▶ [DATA FOR REVIEW]:
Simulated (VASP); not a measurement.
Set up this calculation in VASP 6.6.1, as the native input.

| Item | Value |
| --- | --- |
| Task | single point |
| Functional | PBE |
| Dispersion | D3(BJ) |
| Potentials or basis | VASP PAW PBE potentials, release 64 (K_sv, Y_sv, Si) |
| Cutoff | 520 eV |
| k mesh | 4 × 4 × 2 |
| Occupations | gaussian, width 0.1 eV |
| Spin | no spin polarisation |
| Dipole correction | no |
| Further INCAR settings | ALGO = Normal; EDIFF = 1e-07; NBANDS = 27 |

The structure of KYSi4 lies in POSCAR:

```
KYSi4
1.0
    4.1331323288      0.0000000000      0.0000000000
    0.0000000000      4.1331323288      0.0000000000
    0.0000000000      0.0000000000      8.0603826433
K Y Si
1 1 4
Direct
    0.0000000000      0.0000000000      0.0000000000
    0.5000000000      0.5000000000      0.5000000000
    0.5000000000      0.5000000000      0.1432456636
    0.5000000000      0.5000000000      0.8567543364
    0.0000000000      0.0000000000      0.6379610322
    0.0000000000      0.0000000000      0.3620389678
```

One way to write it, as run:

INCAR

▶ [BRIEF]: Please print out every record exactly as it is written.

▶ [ANSWER SPACE]:
Simulated (VASP); not a measurement.
Set up this calculation in VASP 6.6.1, as the native input.

| Item | Value |
| --- | --- |
| Task | single point |
| Functional | PBE |
| Dispersion | D3(BJ) |
| Potentials or basis | VASP PAW PBE potentials, release 64 (K_sv, Y_sv, Si) |
| Cutoff | 520 eV |
| k mesh | 4 × 4 × 2 |
| Occupations | gaussian, width 0.1 eV |
| Spin | no spin polarisation |
| Dipole correction | no |
| Further INCAR settings | ALGO = Normal; EDIFF = 1e-07; NBANDS = 27 |

The structure of KYSi4 lies in POSCAR:

```
KYSi4
1.0
    4.1331323288      0.0000000000      0.0000000000
    0.0000000000      4.1331323288      0.0000000000
    0.0000000000      0.0000000000      8.0603826433
K Y Si
1 1 4
Direct
    0.0000000000      0.0000000000      0.0000000000
    0.5000000000      0.5000000000      0.5000000000
    0.5000000000      0.5000000000      0.1432456636
    0.5000000000      0.5000000000      0.8567543364
    0.0000000000      0.0000000000      0.6379610322
    0.0000000000      0.0000000000      0.3620389678
```

One way to write it, as run:

INCAR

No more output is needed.